───
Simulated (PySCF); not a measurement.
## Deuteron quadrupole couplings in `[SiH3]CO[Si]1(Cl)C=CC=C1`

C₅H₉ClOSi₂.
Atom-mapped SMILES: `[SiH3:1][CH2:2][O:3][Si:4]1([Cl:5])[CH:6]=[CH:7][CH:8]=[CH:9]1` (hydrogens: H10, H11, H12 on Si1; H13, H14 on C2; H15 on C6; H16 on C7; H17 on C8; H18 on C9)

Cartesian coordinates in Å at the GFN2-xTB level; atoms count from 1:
───

* EXERCISE *
Please transcribe the listing in its entirety, exactly.

* EXERCISE RESPONSE *
Simulated (PySCF); not a measurement.
## Deuteron quadrupole couplings in `[SiH3]CO[Si]1(Cl)C=CC=C1`

C₅H₉ClOSi₂.
Atom-mapped SMILES: `[SiH3:1][CH2:2][O:3][Si:4]1([Cl:5])[CH:6]=[CH:7][CH:8]=[CH:9]1` (hydrogens: H10, H11, H12 on Si1; H13, H14 on C2; H15 on C6; H16 on C7; H17 on C8; H18 on C9)

Cartesian coordinates in Å at the GFN2-xTB level; atoms count from 1:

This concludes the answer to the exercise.